#####
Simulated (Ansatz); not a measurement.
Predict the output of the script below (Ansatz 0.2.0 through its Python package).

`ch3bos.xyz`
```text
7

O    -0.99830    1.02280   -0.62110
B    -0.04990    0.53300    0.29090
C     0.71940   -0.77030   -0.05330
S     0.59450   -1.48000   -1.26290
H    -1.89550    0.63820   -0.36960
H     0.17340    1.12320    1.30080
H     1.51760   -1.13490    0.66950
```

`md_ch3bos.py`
#####

All of the entries should be output exactly as they appear above.

Simulated (Ansatz); not a measurement.
Predict the output of the script below (Ansatz 0.2.0 through its Python package).

`ch3bos.xyz`
```text
7

O    -0.99830    1.02280   -0.62110
B    -0.04990    0.53300    0.29090
C     0.71940   -0.77030   -0.05330
S     0.59450   -1.48000   -1.26290
H    -1.89550    0.63820   -0.36960
H     0.17340    1.12320    1.30080
H     1.51760   -1.13490    0.66950
```

`md_ch3bos.py`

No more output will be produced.